Requirement: Of the lines below, write out exactly those from the line with "hybrid | +5.2 | +1.6 |" through the line with "The highest level, CCSD(T)/CBS", both included, and skip the rest.

━━━ Entries provided ━━━
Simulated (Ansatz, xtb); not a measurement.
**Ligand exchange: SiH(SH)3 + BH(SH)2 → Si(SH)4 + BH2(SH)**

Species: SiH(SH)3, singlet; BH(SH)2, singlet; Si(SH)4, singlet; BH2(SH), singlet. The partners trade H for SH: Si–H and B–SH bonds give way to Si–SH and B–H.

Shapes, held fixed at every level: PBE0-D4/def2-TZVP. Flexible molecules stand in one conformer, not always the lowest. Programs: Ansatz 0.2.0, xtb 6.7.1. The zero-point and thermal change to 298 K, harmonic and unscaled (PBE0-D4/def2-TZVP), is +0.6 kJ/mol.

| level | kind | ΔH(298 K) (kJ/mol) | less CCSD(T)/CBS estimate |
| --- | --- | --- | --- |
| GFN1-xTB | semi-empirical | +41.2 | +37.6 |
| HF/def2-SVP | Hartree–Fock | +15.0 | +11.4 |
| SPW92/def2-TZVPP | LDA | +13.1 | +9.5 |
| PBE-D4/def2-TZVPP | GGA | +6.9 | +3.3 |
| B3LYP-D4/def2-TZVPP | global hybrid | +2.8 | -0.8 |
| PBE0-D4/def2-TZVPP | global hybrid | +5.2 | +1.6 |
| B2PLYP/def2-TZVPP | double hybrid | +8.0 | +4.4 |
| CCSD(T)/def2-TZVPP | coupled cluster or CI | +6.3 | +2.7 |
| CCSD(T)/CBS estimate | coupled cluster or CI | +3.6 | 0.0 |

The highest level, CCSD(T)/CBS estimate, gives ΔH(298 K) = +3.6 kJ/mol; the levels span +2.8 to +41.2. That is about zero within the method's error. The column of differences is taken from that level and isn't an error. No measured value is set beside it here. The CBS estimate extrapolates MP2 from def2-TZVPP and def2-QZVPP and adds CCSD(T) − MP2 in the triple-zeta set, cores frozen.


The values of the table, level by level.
━━━

Response box:
| PBE0-D4/def2-TZVPP | global hybrid | +5.2 | +1.6 |
| B2PLYP/def2-TZVPP | double hybrid | +8.0 | +4.4 |
| CCSD(T)/def2-TZVPP | coupled cluster or CI | +6.3 | +2.7 |
| CCSD(T)/CBS estimate | coupled cluster or CI | +3.6 | 0.0 |

The highest level, CCSD(T)/CBS estimate, gives ΔH(298 K) = +3.6 kJ/mol; the levels span +2.8 to +41.2. That is about zero within the method's error. The column of differences is taken from that level and isn't an error. No measured value is set beside it here. The CBS estimate extrapolates MP2 from def2-TZVPP and def2-QZVPP and adds CCSD(T) − MP2 in the triple-zeta set, cores frozen.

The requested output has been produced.